**Exercise**
Copy exactly the lines of the material below, starting with the first and including the line that holds "Q: Which structure".

**Dataset records**
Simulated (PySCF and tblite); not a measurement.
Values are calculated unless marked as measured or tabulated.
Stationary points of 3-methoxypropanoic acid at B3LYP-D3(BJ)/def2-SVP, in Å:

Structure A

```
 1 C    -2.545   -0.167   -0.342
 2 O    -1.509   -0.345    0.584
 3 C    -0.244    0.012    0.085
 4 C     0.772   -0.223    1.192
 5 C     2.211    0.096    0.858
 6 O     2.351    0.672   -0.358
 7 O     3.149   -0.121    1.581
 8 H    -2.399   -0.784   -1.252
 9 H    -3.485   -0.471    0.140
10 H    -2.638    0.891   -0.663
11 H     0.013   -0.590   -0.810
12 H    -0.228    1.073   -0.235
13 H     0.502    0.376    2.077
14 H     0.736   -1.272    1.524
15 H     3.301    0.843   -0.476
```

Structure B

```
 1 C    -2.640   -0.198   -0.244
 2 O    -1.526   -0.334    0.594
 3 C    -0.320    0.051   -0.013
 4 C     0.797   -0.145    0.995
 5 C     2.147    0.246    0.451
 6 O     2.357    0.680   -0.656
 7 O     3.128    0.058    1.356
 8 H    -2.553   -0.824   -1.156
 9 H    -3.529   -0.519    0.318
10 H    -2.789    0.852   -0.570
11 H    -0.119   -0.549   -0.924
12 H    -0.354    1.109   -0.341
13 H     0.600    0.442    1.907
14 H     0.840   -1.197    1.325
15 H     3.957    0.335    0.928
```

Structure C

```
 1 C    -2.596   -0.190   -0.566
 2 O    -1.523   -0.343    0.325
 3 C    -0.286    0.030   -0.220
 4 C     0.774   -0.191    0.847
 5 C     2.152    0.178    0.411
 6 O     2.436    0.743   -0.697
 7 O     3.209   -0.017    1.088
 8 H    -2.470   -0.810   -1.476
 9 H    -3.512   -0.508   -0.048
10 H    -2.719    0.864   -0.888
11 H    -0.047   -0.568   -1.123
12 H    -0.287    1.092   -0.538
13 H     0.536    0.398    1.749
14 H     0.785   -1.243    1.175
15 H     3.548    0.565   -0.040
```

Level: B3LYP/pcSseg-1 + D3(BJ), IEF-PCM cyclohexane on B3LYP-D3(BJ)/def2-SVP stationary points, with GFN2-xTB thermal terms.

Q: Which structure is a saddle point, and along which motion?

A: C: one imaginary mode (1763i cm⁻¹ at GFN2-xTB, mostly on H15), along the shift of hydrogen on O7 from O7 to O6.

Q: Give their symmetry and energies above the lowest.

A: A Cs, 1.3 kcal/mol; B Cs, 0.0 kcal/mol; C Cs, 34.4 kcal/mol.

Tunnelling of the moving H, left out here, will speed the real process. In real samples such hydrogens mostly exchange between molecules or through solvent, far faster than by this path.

**Exercise solution**
Simulated (PySCF and tblite); not a measurement.
Values are calculated unless marked as measured or tabulated.
Stationary points of 3-methoxypropanoic acid at B3LYP-D3(BJ)/def2-SVP, in Å:

Structure A

```
 1 C    -2.545   -0.167   -0.342
 2 O    -1.509   -0.345    0.584
 3 C    -0.244    0.012    0.085
 4 C     0.772   -0.223    1.192
 5 C     2.211    0.096    0.858
 6 O     2.351    0.672   -0.358
 7 O     3.149   -0.121    1.581
 8 H    -2.399   -0.784   -1.252
 9 H    -3.485   -0.471    0.140
10 H    -2.638    0.891   -0.663
11 H     0.013   -0.590   -0.810
12 H    -0.228    1.073   -0.235
13 H     0.502    0.376    2.077
14 H     0.736   -1.272    1.524
15 H     3.301    0.843   -0.476
```

Structure B

```
 1 C    -2.640   -0.198   -0.244
 2 O    -1.526   -0.334    0.594
 3 C    -0.320    0.051   -0.013
 4 C     0.797   -0.145    0.995
 5 C     2.147    0.246    0.451
 6 O     2.357    0.680   -0.656
 7 O     3.128    0.058    1.356
 8 H    -2.553   -0.824   -1.156
 9 H    -3.529   -0.519    0.318
10 H    -2.789    0.852   -0.570
11 H    -0.119   -0.549   -0.924
12 H    -0.354    1.109   -0.341
13 H     0.600    0.442    1.907
14 H     0.840   -1.197    1.325
15 H     3.957    0.335    0.928
```

Structure C

```
 1 C    -2.596   -0.190   -0.566
 2 O    -1.523   -0.343    0.325
 3 C    -0.286    0.030   -0.220
 4 C     0.774   -0.191    0.847
 5 C     2.152    0.178    0.411
 6 O     2.436    0.743   -0.697
 7 O     3.209   -0.017    1.088
 8 H    -2.470   -0.810   -1.476
 9 H    -3.512   -0.508   -0.048
10 H    -2.719    0.864   -0.888
11 H    -0.047   -0.568   -1.123
12 H    -0.287    1.092   -0.538
13 H     0.536    0.398    1.749
14 H     0.785   -1.243    1.175
15 H     3.548    0.565   -0.040
```

Level: B3LYP/pcSseg-1 + D3(BJ), IEF-PCM cyclohexane on B3LYP-D3(BJ)/def2-SVP stationary points, with GFN2-xTB thermal terms.

Q: Which structure is a saddle point, and along which motion?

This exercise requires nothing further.